#### [Work order]
Copy out, exactly, the first line of the entries below and every line after it through the one containing "functional: r2SCAN".

#### [Records provided]
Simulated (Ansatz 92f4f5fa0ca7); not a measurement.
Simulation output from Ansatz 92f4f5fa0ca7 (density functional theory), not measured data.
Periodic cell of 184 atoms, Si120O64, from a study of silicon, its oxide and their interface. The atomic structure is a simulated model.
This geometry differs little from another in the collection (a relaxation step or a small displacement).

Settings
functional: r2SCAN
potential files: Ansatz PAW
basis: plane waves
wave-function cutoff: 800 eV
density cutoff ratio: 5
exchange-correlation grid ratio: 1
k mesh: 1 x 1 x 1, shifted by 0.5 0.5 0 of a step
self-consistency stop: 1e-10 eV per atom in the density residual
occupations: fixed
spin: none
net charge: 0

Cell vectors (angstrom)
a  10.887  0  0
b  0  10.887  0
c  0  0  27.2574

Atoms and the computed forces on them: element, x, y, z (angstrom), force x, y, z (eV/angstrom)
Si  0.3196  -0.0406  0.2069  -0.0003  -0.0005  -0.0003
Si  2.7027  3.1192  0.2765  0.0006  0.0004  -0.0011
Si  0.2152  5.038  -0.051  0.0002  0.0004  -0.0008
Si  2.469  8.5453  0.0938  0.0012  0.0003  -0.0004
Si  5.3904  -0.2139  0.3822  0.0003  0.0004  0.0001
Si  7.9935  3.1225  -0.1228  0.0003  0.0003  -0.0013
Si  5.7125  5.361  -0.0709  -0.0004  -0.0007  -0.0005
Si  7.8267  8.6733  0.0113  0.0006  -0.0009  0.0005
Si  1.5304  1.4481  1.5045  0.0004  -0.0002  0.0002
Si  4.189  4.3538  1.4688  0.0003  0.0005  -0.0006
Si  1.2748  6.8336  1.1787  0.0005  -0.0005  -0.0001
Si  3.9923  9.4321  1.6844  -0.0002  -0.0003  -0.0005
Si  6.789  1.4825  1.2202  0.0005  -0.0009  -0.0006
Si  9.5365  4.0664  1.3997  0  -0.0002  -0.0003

#### [Response]
Simulated (Ansatz 92f4f5fa0ca7); not a measurement.
Simulation output from Ansatz 92f4f5fa0ca7 (density functional theory), not measured data.
Periodic cell of 184 atoms, Si120O64, from a study of silicon, its oxide and their interface. The atomic structure is a simulated model.
This geometry differs little from another in the collection (a relaxation step or a small displacement).

Settings
functional: r2SCAN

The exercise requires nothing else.